▶ _WORK ORDER_: Restate every entry word for word.

________

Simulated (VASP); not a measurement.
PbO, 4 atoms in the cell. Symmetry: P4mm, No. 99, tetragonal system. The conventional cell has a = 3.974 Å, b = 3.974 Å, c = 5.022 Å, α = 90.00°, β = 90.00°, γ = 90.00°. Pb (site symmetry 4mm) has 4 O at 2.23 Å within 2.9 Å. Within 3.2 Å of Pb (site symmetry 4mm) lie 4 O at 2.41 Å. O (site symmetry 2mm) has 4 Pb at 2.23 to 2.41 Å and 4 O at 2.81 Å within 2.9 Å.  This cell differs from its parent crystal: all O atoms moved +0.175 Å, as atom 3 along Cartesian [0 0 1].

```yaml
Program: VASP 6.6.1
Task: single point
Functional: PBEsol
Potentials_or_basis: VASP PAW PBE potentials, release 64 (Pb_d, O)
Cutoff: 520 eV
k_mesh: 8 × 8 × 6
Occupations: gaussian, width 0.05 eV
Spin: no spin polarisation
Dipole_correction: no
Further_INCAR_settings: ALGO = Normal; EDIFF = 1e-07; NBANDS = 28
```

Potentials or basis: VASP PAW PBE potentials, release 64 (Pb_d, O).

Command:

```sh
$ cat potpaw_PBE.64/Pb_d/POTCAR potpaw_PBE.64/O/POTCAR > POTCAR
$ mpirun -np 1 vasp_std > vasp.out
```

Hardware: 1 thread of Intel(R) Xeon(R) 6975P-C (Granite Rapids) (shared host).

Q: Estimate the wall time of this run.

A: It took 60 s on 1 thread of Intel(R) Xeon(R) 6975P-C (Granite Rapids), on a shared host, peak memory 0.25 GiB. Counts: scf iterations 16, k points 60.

________

▶ _YOUR SOLUTION_:
Simulated (VASP); not a measurement.
PbO, 4 atoms in the cell. Symmetry: P4mm, No. 99, tetragonal system. The conventional cell has a = 3.974 Å, b = 3.974 Å, c = 5.022 Å, α = 90.00°, β = 90.00°, γ = 90.00°. Pb (site symmetry 4mm) has 4 O at 2.23 Å within 2.9 Å. Within 3.2 Å of Pb (site symmetry 4mm) lie 4 O at 2.41 Å. O (site symmetry 2mm) has 4 Pb at 2.23 to 2.41 Å and 4 O at 2.81 Å within 2.9 Å.  This cell differs from its parent crystal: all O atoms moved +0.175 Å, as atom 3 along Cartesian [0 0 1].

```yaml
Program: VASP 6.6.1
Task: single point
Functional: PBEsol
Potentials_or_basis: VASP PAW PBE potentials, release 64 (Pb_d, O)
Cutoff: 520 eV
k_mesh: 8 × 8 × 6
Occupations: gaussian, width 0.05 eV
Spin: no spin polarisation
Dipole_correction: no
Further_INCAR_settings: ALGO = Normal; EDIFF = 1e-07; NBANDS = 28
```

Potentials or basis: VASP PAW PBE potentials, release 64 (Pb_d, O).

Command:

```sh
$ cat potpaw_PBE.64/Pb_d/POTCAR potpaw_PBE.64/O/POTCAR > POTCAR
$ mpirun -np 1 vasp_std > vasp.out
```

Hardware: 1 thread of Intel(R) Xeon(R) 6975P-C (Granite Rapids) (shared host).

Q: Estimate the wall time of this run.

A: It took 60 s on 1 thread of Intel(R) Xeon(R) 6975P-C (Granite Rapids), on a shared host, peak memory 0.25 GiB. Counts: scf iterations 16, k points 60.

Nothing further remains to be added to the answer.